What do the lines say, reproduced word for word, from the first of the entries below through the line bearing "Over 3 steps"?

**** Provided records ****
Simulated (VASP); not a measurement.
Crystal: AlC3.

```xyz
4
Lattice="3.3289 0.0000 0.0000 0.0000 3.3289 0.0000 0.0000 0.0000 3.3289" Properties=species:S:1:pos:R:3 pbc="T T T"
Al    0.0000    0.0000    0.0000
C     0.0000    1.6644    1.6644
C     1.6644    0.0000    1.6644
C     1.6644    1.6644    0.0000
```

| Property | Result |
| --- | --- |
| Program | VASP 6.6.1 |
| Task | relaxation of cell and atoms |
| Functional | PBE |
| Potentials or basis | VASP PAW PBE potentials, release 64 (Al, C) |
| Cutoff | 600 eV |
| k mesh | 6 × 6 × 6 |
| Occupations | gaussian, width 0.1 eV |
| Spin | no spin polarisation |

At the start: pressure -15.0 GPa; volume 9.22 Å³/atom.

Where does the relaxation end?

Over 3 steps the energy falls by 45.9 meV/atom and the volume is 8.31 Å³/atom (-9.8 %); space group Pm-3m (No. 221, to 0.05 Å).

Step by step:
****

(Written solution)
Simulated (VASP); not a measurement.
Crystal: AlC3.

```xyz
4
Lattice="3.3289 0.0000 0.0000 0.0000 3.3289 0.0000 0.0000 0.0000 3.3289" Properties=species:S:1:pos:R:3 pbc="T T T"
Al    0.0000    0.0000    0.0000
C     0.0000    1.6644    1.6644
C     1.6644    0.0000    1.6644
C     1.6644    1.6644    0.0000
```

| Property | Result |
| --- | --- |
| Program | VASP 6.6.1 |
| Task | relaxation of cell and atoms |
| Functional | PBE |
| Potentials or basis | VASP PAW PBE potentials, release 64 (Al, C) |
| Cutoff | 600 eV |
| k mesh | 6 × 6 × 6 |
| Occupations | gaussian, width 0.1 eV |
| Spin | no spin polarisation |

At the start: pressure -15.0 GPa; volume 9.22 Å³/atom.

Where does the relaxation end?

Over 3 steps the energy falls by 45.9 meV/atom and the volume is 8.31 Å³/atom (-9.8 %); space group Pm-3m (No. 221, to 0.05 Å).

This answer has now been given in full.